DATA EXTRACT:
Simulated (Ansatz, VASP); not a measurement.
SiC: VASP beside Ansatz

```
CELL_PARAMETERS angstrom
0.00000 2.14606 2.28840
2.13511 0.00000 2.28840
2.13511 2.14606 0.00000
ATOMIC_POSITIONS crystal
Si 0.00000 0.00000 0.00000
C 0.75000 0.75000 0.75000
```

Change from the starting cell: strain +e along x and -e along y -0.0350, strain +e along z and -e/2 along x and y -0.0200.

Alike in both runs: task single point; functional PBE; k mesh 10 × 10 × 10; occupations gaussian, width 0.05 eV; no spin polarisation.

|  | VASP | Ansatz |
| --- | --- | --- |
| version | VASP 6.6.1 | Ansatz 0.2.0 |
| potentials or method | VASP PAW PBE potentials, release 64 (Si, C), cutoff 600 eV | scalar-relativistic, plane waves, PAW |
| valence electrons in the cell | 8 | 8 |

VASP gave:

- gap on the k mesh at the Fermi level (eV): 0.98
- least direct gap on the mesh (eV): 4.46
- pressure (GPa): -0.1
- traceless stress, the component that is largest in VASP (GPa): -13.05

TASK ITEM: Retype each record. Keep every character as it is.

WRITTEN ANSWER:
Simulated (Ansatz, VASP); not a measurement.
SiC: VASP beside Ansatz

```
CELL_PARAMETERS angstrom
0.00000 2.14606 2.28840
2.13511 0.00000 2.28840
2.13511 2.14606 0.00000
ATOMIC_POSITIONS crystal
Si 0.00000 0.00000 0.00000
C 0.75000 0.75000 0.75000
```

Change from the starting cell: strain +e along x and -e along y -0.0350, strain +e along z and -e/2 along x and y -0.0200.

Alike in both runs: task single point; functional PBE; k mesh 10 × 10 × 10; occupations gaussian, width 0.05 eV; no spin polarisation.

|  | VASP | Ansatz |
| --- | --- | --- |
| version | VASP 6.6.1 | Ansatz 0.2.0 |
| potentials or method | VASP PAW PBE potentials, release 64 (Si, C), cutoff 600 eV | scalar-relativistic, plane waves, PAW |
| valence electrons in the cell | 8 | 8 |

VASP gave:

- gap on the k mesh at the Fermi level (eV): 0.98
- least direct gap on the mesh (eV): 4.46
- pressure (GPa): -0.1
- traceless stress, the component that is largest in VASP (GPa): -13.05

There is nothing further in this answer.